Brief >> Beneath this line is the data. Output exactly the lines from the line with "22 atoms, charge" to the line with "Bonds of the", both ends included, and nothing more.

=====
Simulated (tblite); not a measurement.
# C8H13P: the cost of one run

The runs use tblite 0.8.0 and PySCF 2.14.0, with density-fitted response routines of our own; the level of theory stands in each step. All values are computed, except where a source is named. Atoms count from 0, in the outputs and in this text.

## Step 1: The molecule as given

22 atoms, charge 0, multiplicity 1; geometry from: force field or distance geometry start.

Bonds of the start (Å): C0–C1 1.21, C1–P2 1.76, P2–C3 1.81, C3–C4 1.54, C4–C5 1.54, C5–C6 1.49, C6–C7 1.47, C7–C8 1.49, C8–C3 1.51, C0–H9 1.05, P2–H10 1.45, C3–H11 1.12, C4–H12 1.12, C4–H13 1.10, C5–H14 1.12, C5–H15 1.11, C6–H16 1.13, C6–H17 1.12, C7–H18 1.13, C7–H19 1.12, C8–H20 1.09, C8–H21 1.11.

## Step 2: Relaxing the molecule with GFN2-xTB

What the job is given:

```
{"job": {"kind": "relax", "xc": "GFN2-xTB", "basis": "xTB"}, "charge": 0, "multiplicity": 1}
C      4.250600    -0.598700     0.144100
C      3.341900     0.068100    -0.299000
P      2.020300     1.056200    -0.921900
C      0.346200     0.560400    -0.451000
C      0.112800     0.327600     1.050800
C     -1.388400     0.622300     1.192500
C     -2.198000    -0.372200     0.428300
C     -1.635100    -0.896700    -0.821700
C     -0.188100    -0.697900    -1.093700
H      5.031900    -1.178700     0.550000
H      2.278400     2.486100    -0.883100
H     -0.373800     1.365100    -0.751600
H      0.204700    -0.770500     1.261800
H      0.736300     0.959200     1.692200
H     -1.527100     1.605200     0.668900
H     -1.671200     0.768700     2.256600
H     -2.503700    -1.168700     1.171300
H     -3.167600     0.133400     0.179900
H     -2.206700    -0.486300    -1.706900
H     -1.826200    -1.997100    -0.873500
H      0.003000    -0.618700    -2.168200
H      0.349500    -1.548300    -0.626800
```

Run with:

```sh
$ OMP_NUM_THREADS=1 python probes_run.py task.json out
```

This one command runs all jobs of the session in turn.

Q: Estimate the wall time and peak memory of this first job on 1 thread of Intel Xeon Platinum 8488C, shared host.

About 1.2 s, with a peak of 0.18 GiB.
=====

Task solution >>
22 atoms, charge 0, multiplicity 1; geometry from: force field or distance geometry start.

Bonds of the start (Å): C0–C1 1.21, C1–P2 1.76, P2–C3 1.81, C3–C4 1.54, C4–C5 1.54, C5–C6 1.49, C6–C7 1.47, C7–C8 1.49, C8–C3 1.51, C0–H9 1.05, P2–H10 1.45, C3–H11 1.12, C4–H12 1.12, C4–H13 1.10, C5–H14 1.12, C5–H15 1.11, C6–H16 1.13, C6–H17 1.12, C7–H18 1.13, C7–H19 1.12, C8–H20 1.09, C8–H21 1.11.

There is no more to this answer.